=== THE DATA ===
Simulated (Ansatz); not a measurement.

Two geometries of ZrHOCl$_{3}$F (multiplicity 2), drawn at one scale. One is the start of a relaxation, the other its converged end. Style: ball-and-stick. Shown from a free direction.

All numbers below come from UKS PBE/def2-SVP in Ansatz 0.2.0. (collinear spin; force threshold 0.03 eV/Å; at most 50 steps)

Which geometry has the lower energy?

=== ASSIGNMENT ===
All of the material above should be printed out in full, word for word.

=== EXPECTED ANSWER ===
Simulated (Ansatz); not a measurement.

Two geometries of ZrHOCl$_{3}$F (multiplicity 2), drawn at one scale. One is the start of a relaxation, the other its converged end. Style: ball-and-stick. Shown from a free direction.

All numbers below come from UKS PBE/def2-SVP in Ansatz 0.2.0. (collinear spin; force threshold 0.03 eV/Å; at most 50 steps)

Which geometry has the lower energy?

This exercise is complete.